__ENTRIES PROVIDED__:
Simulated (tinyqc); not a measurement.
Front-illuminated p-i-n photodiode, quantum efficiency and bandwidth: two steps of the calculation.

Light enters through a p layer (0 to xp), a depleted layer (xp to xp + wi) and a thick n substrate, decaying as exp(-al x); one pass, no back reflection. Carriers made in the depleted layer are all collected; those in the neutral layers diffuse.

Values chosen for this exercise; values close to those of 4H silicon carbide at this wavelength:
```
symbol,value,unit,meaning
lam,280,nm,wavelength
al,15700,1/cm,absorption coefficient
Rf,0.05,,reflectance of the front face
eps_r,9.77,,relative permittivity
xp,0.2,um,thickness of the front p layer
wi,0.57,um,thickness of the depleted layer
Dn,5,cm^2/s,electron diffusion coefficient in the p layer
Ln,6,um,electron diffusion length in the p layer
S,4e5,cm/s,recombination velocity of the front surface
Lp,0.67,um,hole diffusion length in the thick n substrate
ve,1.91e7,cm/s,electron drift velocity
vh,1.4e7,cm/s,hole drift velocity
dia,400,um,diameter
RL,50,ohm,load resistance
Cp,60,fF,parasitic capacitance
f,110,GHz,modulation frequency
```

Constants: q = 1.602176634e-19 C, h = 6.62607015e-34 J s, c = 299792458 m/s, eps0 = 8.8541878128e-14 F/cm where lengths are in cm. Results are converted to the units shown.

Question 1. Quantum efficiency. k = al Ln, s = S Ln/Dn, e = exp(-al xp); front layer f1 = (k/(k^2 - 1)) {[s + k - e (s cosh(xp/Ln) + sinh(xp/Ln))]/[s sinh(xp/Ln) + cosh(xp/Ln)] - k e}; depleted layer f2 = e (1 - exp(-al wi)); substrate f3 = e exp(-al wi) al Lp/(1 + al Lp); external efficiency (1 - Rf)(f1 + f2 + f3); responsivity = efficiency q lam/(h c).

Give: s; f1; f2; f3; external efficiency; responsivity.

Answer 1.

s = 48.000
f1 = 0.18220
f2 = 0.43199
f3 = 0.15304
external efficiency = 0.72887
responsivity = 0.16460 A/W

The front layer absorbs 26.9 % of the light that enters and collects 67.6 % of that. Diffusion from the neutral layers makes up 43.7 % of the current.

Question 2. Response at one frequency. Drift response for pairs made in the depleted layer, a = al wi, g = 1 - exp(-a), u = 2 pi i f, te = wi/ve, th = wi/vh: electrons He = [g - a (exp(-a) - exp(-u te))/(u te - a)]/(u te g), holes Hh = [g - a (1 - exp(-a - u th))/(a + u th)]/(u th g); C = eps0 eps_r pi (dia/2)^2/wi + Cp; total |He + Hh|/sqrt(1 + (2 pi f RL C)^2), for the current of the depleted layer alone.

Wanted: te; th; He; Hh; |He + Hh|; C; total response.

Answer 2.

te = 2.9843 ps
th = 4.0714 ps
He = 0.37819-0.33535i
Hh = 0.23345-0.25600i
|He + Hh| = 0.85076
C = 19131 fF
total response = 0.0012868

__BRIEF__: Which lines run from the first of the listing to the line containing "Light enters through"? Reproduce those exactly, both ends included.

__ANSWER BOX__:
Simulated (tinyqc); not a measurement.
Front-illuminated p-i-n photodiode, quantum efficiency and bandwidth: two steps of the calculation.

Light enters through a p layer (0 to xp), a depleted layer (xp to xp + wi) and a thick n substrate, decaying as exp(-al x); one pass, no back reflection. Carriers made in the depleted layer are all collected; those in the neutral layers diffuse.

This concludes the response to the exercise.